============================================================
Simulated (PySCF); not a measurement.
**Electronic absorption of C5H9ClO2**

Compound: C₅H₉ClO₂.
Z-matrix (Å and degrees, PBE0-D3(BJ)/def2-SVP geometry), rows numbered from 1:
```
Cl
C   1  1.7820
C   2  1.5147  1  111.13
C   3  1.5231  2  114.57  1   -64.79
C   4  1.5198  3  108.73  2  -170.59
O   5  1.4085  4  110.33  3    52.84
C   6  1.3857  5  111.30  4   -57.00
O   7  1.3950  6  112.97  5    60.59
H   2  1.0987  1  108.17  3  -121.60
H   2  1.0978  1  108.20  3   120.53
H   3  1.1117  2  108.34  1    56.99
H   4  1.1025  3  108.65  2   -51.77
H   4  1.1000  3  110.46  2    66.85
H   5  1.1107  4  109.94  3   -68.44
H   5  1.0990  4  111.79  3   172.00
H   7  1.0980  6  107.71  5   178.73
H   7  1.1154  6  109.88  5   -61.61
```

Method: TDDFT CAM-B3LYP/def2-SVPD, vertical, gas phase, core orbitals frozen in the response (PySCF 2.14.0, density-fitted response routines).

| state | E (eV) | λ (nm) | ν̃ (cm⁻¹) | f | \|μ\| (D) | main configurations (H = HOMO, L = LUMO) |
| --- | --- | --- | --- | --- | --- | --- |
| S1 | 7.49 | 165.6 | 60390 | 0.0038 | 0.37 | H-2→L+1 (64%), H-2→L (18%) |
============================================================

* [REQUIREMENT]:
What is needed is an exact transcription of every record above.

* [EXPECTED ANSWER]:
Simulated (PySCF); not a measurement.
**Electronic absorption of C5H9ClO2**

Compound: C₅H₉ClO₂.
Z-matrix (Å and degrees, PBE0-D3(BJ)/def2-SVP geometry), rows numbered from 1:
```
Cl
C   1  1.7820
C   2  1.5147  1  111.13
C   3  1.5231  2  114.57  1   -64.79
C   4  1.5198  3  108.73  2  -170.59
O   5  1.4085  4  110.33  3    52.84
C   6  1.3857  5  111.30  4   -57.00
O   7  1.3950  6  112.97  5    60.59
H   2  1.0987  1  108.17  3  -121.60
H   2  1.0978  1  108.20  3   120.53
H   3  1.1117  2  108.34  1    56.99
H   4  1.1025  3  108.65  2   -51.77
H   4  1.1000  3  110.46  2    66.85
H   5  1.1107  4  109.94  3   -68.44
H   5  1.0990  4  111.79  3   172.00
H   7  1.0980  6  107.71  5   178.73
H   7  1.1154  6  109.88  5   -61.61
```

Method: TDDFT CAM-B3LYP/def2-SVPD, vertical, gas phase, core orbitals frozen in the response (PySCF 2.14.0, density-fitted response routines).

| state | E (eV) | λ (nm) | ν̃ (cm⁻¹) | f | \|μ\| (D) | main configurations (H = HOMO, L = LUMO) |
| --- | --- | --- | --- | --- | --- | --- |
| S1 | 7.49 | 165.6 | 60390 | 0.0038 | 0.37 | H-2→L+1 (64%), H-2→L (18%) |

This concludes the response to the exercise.